▶ **WORK INSTRUCTION**
The listing is to be reproduced in full, with no character altered.

########

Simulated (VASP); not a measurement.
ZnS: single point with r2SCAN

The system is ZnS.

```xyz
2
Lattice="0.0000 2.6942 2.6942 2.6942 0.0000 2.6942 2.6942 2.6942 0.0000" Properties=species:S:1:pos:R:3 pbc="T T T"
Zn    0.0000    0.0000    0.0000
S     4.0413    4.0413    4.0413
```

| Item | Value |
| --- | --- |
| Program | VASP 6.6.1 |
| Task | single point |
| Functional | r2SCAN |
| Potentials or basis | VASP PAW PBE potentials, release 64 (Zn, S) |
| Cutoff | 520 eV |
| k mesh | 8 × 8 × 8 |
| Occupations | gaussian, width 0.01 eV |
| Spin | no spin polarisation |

########

▶ **RESPONSE AREA**
Simulated (VASP); not a measurement.
ZnS: single point with r2SCAN

The system is ZnS.

```xyz
2
Lattice="0.0000 2.6942 2.6942 2.6942 0.0000 2.6942 2.6942 2.6942 0.0000" Properties=species:S:1:pos:R:3 pbc="T T T"
Zn    0.0000    0.0000    0.0000
S     4.0413    4.0413    4.0413
```

| Item | Value |
| --- | --- |
| Program | VASP 6.6.1 |
| Task | single point |
| Functional | r2SCAN |
| Potentials or basis | VASP PAW PBE potentials, release 64 (Zn, S) |
| Cutoff | 520 eV |
| k mesh | 8 × 8 × 8 |
| Occupations | gaussian, width 0.01 eV |
| Spin | no spin polarisation |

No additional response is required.